## Activity:
Output every line from the beginning of the records through the line that contains "[Runs of the", exactly as it appears.

/---

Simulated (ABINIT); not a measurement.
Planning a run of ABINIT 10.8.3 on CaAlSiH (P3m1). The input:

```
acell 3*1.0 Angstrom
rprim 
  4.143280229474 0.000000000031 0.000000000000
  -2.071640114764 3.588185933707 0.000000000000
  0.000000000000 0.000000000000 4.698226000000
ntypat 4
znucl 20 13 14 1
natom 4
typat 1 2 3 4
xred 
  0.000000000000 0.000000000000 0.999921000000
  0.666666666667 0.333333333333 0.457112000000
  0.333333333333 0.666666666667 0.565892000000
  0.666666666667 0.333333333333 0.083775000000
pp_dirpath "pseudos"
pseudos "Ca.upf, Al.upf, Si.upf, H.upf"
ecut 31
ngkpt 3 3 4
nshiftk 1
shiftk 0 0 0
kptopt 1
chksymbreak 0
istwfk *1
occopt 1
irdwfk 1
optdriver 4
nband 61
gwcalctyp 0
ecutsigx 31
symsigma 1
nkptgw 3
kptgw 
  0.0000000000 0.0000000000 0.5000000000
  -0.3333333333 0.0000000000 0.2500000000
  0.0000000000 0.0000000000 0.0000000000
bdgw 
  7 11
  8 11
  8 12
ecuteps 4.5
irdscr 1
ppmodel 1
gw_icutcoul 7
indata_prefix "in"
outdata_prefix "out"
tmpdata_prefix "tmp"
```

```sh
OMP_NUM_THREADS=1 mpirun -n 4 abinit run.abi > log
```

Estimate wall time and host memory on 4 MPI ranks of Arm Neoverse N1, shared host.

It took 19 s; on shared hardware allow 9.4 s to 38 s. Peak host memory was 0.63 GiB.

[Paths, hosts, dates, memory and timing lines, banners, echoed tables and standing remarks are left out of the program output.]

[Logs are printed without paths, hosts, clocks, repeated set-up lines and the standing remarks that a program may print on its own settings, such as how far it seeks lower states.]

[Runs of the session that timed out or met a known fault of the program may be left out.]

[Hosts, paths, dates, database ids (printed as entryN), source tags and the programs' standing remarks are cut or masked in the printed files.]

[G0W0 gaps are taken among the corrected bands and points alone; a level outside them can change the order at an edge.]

\---

## Task output:
Simulated (ABINIT); not a measurement.
Planning a run of ABINIT 10.8.3 on CaAlSiH (P3m1). The input:

```
acell 3*1.0 Angstrom
rprim 
  4.143280229474 0.000000000031 0.000000000000
  -2.071640114764 3.588185933707 0.000000000000
  0.000000000000 0.000000000000 4.698226000000
ntypat 4
znucl 20 13 14 1
natom 4
typat 1 2 3 4
xred 
  0.000000000000 0.000000000000 0.999921000000
  0.666666666667 0.333333333333 0.457112000000
  0.333333333333 0.666666666667 0.565892000000
  0.666666666667 0.333333333333 0.083775000000
pp_dirpath "pseudos"
pseudos "Ca.upf, Al.upf, Si.upf, H.upf"
ecut 31
ngkpt 3 3 4
nshiftk 1
shiftk 0 0 0
kptopt 1
chksymbreak 0
istwfk *1
occopt 1
irdwfk 1
optdriver 4
nband 61
gwcalctyp 0
ecutsigx 31
symsigma 1
nkptgw 3
kptgw 
  0.0000000000 0.0000000000 0.5000000000
  -0.3333333333 0.0000000000 0.2500000000
  0.0000000000 0.0000000000 0.0000000000
bdgw 
  7 11
  8 11
  8 12
ecuteps 4.5
irdscr 1
ppmodel 1
gw_icutcoul 7
indata_prefix "in"
outdata_prefix "out"
tmpdata_prefix "tmp"
```

```sh
OMP_NUM_THREADS=1 mpirun -n 4 abinit run.abi > log
```

Estimate wall time and host memory on 4 MPI ranks of Arm Neoverse N1, shared host.

It took 19 s; on shared hardware allow 9.4 s to 38 s. Peak host memory was 0.63 GiB.

[Paths, hosts, dates, memory and timing lines, banners, echoed tables and standing remarks are left out of the program output.]

[Logs are printed without paths, hosts, clocks, repeated set-up lines and the standing remarks that a program may print on its own settings, such as how far it seeks lower states.]

[Runs of the session that timed out or met a known fault of the program may be left out.]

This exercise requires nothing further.